# # #
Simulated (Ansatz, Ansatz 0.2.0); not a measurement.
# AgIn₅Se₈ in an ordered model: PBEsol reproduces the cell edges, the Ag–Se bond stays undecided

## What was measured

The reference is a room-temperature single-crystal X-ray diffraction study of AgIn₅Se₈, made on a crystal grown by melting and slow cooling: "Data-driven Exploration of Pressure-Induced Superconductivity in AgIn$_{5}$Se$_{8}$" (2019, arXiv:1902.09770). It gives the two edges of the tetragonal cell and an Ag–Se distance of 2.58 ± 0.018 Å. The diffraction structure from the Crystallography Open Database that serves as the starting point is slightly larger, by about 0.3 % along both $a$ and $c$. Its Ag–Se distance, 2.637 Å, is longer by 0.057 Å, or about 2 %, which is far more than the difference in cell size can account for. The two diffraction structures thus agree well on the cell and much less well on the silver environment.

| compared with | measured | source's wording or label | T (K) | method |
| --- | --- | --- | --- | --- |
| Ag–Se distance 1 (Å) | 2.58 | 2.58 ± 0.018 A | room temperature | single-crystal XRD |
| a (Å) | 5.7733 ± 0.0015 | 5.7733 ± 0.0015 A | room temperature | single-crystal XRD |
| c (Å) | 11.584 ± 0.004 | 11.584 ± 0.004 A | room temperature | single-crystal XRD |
# # #

BRIEF:
Write the lines again exactly, from the first line of the material above to the line that includes "## What was measured", both included. Leave out all the rest.

EXERCISE RESPONSE:
Simulated (Ansatz, Ansatz 0.2.0); not a measurement.
# AgIn₅Se₈ in an ordered model: PBEsol reproduces the cell edges, the Ag–Se bond stays undecided

## What was measured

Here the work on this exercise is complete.